### ACTIVITY
The data below is to be output in full, unchanged.

BEGIN
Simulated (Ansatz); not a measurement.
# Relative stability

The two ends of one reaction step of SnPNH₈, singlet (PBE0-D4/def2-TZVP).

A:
END

### ANSWER AREA
Simulated (Ansatz); not a measurement.
# Relative stability

The two ends of one reaction step of SnPNH₈, singlet (PBE0-D4/def2-TZVP).

A:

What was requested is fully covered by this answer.